--- MATERIAL SUPPLIED Enclosed Below ---

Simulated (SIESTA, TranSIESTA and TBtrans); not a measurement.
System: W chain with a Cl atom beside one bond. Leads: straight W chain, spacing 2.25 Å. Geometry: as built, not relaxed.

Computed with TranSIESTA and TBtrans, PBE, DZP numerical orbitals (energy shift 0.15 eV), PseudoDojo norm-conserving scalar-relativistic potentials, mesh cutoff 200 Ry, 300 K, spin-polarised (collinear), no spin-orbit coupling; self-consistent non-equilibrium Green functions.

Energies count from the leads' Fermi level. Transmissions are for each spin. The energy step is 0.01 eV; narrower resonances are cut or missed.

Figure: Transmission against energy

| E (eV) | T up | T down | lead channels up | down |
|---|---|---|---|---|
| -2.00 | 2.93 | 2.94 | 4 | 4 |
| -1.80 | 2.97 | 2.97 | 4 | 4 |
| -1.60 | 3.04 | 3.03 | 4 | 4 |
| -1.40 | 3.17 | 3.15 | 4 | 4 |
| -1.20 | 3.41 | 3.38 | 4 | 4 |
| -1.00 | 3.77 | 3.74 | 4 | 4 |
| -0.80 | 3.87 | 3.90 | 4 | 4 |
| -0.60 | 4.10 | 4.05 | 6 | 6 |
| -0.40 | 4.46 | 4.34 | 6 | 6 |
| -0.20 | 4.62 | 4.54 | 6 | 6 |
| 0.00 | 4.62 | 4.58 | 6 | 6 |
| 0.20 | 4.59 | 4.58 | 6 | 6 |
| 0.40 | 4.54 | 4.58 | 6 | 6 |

--- End of Enclosed MATERIAL SUPPLIED ---

| BRIEF |
Would you write out each entry precisely as it is given?

| YOUR SOLUTION |
Simulated (SIESTA, TranSIESTA and TBtrans); not a measurement.
System: W chain with a Cl atom beside one bond. Leads: straight W chain, spacing 2.25 Å. Geometry: as built, not relaxed.

Computed with TranSIESTA and TBtrans, PBE, DZP numerical orbitals (energy shift 0.15 eV), PseudoDojo norm-conserving scalar-relativistic potentials, mesh cutoff 200 Ry, 300 K, spin-polarised (collinear), no spin-orbit coupling; self-consistent non-equilibrium Green functions.

Energies count from the leads' Fermi level. Transmissions are for each spin. The energy step is 0.01 eV; narrower resonances are cut or missed.

Figure: Transmission against energy

| E (eV) | T up | T down | lead channels up | down |
|---|---|---|---|---|
| -2.00 | 2.93 | 2.94 | 4 | 4 |
| -1.80 | 2.97 | 2.97 | 4 | 4 |
| -1.60 | 3.04 | 3.03 | 4 | 4 |
| -1.40 | 3.17 | 3.15 | 4 | 4 |
| -1.20 | 3.41 | 3.38 | 4 | 4 |
| -1.00 | 3.77 | 3.74 | 4 | 4 |
| -0.80 | 3.87 | 3.90 | 4 | 4 |
| -0.60 | 4.10 | 4.05 | 6 | 6 |
| -0.40 | 4.46 | 4.34 | 6 | 6 |
| -0.20 | 4.62 | 4.54 | 6 | 6 |
| 0.00 | 4.62 | 4.58 | 6 | 6 |
| 0.20 | 4.59 | 4.58 | 6 | 6 |
| 0.40 | 4.54 | 4.58 | 6 | 6 |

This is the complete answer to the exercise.